[Start of section]

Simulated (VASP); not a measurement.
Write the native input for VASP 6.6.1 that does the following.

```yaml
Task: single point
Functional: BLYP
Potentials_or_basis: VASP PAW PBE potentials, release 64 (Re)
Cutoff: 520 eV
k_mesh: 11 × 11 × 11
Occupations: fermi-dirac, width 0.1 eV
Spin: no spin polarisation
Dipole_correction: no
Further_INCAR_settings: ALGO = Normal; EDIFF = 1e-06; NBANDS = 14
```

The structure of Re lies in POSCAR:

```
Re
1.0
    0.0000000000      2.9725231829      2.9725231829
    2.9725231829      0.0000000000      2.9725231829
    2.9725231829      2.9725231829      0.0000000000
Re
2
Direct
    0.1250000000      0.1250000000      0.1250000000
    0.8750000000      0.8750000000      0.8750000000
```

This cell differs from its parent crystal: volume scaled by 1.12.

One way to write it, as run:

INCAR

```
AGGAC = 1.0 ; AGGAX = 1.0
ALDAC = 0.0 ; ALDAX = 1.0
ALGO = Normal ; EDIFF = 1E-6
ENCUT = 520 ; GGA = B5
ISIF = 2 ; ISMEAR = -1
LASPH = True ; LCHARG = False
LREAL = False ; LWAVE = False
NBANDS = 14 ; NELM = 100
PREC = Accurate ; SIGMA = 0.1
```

[End of section]

• [Brief]:
Nothing added, nothing dropped: copy the data above.

• [Written reply]:
Simulated (VASP); not a measurement.
Write the native input for VASP 6.6.1 that does the following.

```yaml
Task: single point
Functional: BLYP
Potentials_or_basis: VASP PAW PBE potentials, release 64 (Re)
Cutoff: 520 eV
k_mesh: 11 × 11 × 11
Occupations: fermi-dirac, width 0.1 eV
Spin: no spin polarisation
Dipole_correction: no
Further_INCAR_settings: ALGO = Normal; EDIFF = 1e-06; NBANDS = 14
```

The structure of Re lies in POSCAR:

```
Re
1.0
    0.0000000000      2.9725231829      2.9725231829
    2.9725231829      0.0000000000      2.9725231829
    2.9725231829      2.9725231829      0.0000000000
Re
2
Direct
    0.1250000000      0.1250000000      0.1250000000
    0.8750000000      0.8750000000      0.8750000000
```

This cell differs from its parent crystal: volume scaled by 1.12.

One way to write it, as run:

INCAR

```
AGGAC = 1.0 ; AGGAX = 1.0
ALDAC = 0.0 ; ALDAX = 1.0
ALGO = Normal ; EDIFF = 1E-6
ENCUT = 520 ; GGA = B5
ISIF = 2 ; ISMEAR = -1
LASPH = True ; LCHARG = False
LREAL = False ; LWAVE = False
NBANDS = 14 ; NELM = 100
PREC = Accurate ; SIGMA = 0.1
```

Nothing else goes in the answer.